·····
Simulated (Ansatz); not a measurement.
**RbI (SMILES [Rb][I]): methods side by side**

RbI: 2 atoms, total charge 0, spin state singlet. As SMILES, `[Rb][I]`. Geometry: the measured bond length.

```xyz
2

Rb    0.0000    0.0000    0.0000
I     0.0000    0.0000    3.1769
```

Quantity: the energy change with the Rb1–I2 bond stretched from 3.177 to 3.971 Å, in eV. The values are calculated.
·····

• _WORK TASK_
Using the material above, output each line exactly as it appears.

• _ANSWER BOX_
Simulated (Ansatz); not a measurement.
**RbI (SMILES [Rb][I]): methods side by side**

RbI: 2 atoms, total charge 0, spin state singlet. As SMILES, `[Rb][I]`. Geometry: the measured bond length.

```xyz
2

Rb    0.0000    0.0000    0.0000
I     0.0000    0.0000    3.1769
```

Quantity: the energy change with the Rb1–I2 bond stretched from 3.177 to 3.971 Å, in eV. The values are calculated.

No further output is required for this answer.